Reproduce the entire listing below verbatim.

-------------------------

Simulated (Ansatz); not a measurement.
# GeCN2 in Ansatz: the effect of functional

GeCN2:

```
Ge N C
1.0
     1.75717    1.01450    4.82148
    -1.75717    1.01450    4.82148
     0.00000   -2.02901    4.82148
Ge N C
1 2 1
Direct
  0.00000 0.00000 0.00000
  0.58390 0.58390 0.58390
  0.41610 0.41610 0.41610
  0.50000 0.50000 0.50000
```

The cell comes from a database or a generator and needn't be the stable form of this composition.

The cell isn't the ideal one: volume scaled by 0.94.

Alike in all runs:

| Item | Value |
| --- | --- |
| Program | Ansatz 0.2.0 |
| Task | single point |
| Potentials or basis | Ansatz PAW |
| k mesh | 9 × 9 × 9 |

-------------------------

EXERCISE RESPONSE
Simulated (Ansatz); not a measurement.
# GeCN2 in Ansatz: the effect of functional

GeCN2:

```
Ge N C
1.0
     1.75717    1.01450    4.82148
    -1.75717    1.01450    4.82148
     0.00000   -2.02901    4.82148
Ge N C
1 2 1
Direct
  0.00000 0.00000 0.00000
  0.58390 0.58390 0.58390
  0.41610 0.41610 0.41610
  0.50000 0.50000 0.50000
```

The cell comes from a database or a generator and needn't be the stable form of this composition.

The cell isn't the ideal one: volume scaled by 0.94.

Alike in all runs:

| Item | Value |
| --- | --- |
| Program | Ansatz 0.2.0 |
| Task | single point |
| Potentials or basis | Ansatz PAW |
| k mesh | 9 × 9 × 9 |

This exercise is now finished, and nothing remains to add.